Entries supplied
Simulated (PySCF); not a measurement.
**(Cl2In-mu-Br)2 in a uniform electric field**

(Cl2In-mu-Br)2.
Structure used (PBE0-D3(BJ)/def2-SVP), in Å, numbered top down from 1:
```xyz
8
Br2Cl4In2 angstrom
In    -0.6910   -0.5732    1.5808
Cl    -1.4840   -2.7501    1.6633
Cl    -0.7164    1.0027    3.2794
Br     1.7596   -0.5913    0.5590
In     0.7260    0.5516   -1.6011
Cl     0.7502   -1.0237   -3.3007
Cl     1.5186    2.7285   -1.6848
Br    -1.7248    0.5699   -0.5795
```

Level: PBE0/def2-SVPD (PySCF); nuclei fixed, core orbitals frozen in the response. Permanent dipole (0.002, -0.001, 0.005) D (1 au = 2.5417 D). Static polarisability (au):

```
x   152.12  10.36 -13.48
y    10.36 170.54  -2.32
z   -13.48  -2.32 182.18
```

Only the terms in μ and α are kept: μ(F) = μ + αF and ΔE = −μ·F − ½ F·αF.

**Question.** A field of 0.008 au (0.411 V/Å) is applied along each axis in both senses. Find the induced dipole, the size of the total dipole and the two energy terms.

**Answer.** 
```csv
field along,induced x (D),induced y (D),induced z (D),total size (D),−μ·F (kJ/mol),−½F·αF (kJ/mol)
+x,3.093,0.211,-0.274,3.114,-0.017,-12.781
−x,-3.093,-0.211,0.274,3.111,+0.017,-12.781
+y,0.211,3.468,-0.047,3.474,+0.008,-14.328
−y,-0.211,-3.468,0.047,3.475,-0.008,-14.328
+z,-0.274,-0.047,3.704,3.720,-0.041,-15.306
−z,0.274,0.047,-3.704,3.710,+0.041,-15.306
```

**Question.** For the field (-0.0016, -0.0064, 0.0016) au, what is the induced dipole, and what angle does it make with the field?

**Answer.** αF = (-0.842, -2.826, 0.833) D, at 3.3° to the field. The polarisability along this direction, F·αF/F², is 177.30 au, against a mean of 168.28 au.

Exercise
Restate the data word for word. Begin at its first line, end at the line that contains "Only the terms", and include both.

Written response
Simulated (PySCF); not a measurement.
**(Cl2In-mu-Br)2 in a uniform electric field**

(Cl2In-mu-Br)2.
Structure used (PBE0-D3(BJ)/def2-SVP), in Å, numbered top down from 1:
```xyz
8
Br2Cl4In2 angstrom
In    -0.6910   -0.5732    1.5808
Cl    -1.4840   -2.7501    1.6633
Cl    -0.7164    1.0027    3.2794
Br     1.7596   -0.5913    0.5590
In     0.7260    0.5516   -1.6011
Cl     0.7502   -1.0237   -3.3007
Cl     1.5186    2.7285   -1.6848
Br    -1.7248    0.5699   -0.5795
```

Level: PBE0/def2-SVPD (PySCF); nuclei fixed, core orbitals frozen in the response. Permanent dipole (0.002, -0.001, 0.005) D (1 au = 2.5417 D). Static polarisability (au):

```
x   152.12  10.36 -13.48
y    10.36 170.54  -2.32
z   -13.48  -2.32 182.18
```

Only the terms in μ and α are kept: μ(F) = μ + αF and ΔE = −μ·F − ½ F·αF.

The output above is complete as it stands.